• _Work order_
For every line in the material, set down an identical one.

• _Extracted records_
______

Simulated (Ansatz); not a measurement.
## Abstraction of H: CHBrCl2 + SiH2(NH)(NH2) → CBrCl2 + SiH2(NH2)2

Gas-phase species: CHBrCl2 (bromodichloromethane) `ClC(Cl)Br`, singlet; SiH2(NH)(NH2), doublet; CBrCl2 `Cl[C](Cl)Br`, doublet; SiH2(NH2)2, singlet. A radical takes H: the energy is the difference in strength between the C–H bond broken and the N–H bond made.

______

• _Your solution_
Simulated (Ansatz); not a measurement.
## Abstraction of H: CHBrCl2 + SiH2(NH)(NH2) → CBrCl2 + SiH2(NH2)2

Gas-phase species: CHBrCl2 (bromodichloromethane) `ClC(Cl)Br`, singlet; SiH2(NH)(NH2), doublet; CBrCl2 `Cl[C](Cl)Br`, doublet; SiH2(NH2)2, singlet. A radical takes H: the energy is the difference in strength between the C–H bond broken and the N–H bond made.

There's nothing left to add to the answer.